■ Given data
- - -
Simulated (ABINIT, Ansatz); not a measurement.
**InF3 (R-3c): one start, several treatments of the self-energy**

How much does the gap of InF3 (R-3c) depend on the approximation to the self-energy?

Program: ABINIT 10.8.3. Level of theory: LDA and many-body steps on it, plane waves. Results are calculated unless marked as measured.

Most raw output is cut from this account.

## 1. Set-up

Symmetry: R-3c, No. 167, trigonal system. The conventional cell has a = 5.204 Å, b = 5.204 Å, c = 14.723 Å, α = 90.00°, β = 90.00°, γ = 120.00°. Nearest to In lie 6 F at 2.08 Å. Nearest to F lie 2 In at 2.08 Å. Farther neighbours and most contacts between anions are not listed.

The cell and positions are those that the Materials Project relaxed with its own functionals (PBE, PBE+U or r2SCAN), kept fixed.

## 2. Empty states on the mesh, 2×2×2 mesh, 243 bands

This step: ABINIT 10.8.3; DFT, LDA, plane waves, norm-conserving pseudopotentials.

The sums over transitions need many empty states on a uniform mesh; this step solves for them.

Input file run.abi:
- - -

■ Requirement
Write down again, exactly as given, only the lines above that fall from the line with "## 2. Empty" to the line with "The sums over", inclusive.

■ Worked solution
## 2. Empty states on the mesh, 2×2×2 mesh, 243 bands

This step: ABINIT 10.8.3; DFT, LDA, plane waves, norm-conserving pseudopotentials.

The sums over transitions need many empty states on a uniform mesh; this step solves for them.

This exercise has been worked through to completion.